▶ [Assigned task]
Before you finish, make sure each line of the records has been retyped exactly.

___ Record set ___

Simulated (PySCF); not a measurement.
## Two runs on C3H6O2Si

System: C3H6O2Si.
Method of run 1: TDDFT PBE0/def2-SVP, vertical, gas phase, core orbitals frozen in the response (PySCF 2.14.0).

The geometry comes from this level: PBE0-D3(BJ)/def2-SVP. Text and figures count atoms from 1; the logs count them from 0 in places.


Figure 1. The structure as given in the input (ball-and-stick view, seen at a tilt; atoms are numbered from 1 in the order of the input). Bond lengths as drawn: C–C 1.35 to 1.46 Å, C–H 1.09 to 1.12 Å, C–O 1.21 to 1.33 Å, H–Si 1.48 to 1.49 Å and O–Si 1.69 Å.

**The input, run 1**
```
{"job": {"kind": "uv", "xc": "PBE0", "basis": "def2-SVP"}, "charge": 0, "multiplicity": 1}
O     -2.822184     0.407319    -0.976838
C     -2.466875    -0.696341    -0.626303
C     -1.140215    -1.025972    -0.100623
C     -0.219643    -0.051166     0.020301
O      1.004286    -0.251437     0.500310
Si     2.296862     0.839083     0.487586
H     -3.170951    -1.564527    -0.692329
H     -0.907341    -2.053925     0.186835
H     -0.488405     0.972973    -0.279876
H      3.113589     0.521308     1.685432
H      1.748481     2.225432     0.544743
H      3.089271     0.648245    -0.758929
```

___

▶ [Worked solution]
Simulated (PySCF); not a measurement.
## Two runs on C3H6O2Si

System: C3H6O2Si.
Method of run 1: TDDFT PBE0/def2-SVP, vertical, gas phase, core orbitals frozen in the response (PySCF 2.14.0).

The geometry comes from this level: PBE0-D3(BJ)/def2-SVP. Text and figures count atoms from 1; the logs count them from 0 in places.


Figure 1. The structure as given in the input (ball-and-stick view, seen at a tilt; atoms are numbered from 1 in the order of the input). Bond lengths as drawn: C–C 1.35 to 1.46 Å, C–H 1.09 to 1.12 Å, C–O 1.21 to 1.33 Å, H–Si 1.48 to 1.49 Å and O–Si 1.69 Å.

**The input, run 1**
```
{"job": {"kind": "uv", "xc": "PBE0", "basis": "def2-SVP"}, "charge": 0, "multiplicity": 1}
O     -2.822184     0.407319    -0.976838
C     -2.466875    -0.696341    -0.626303
C     -1.140215    -1.025972    -0.100623
C     -0.219643    -0.051166     0.020301
O      1.004286    -0.251437     0.500310
Si     2.296862     0.839083     0.487586
H     -3.170951    -1.564527    -0.692329
H     -0.907341    -2.053925     0.186835
H     -0.488405     0.972973    -0.279876
H      3.113589     0.521308     1.685432
H      1.748481     2.225432     0.544743
H      3.089271     0.648245    -0.758929
```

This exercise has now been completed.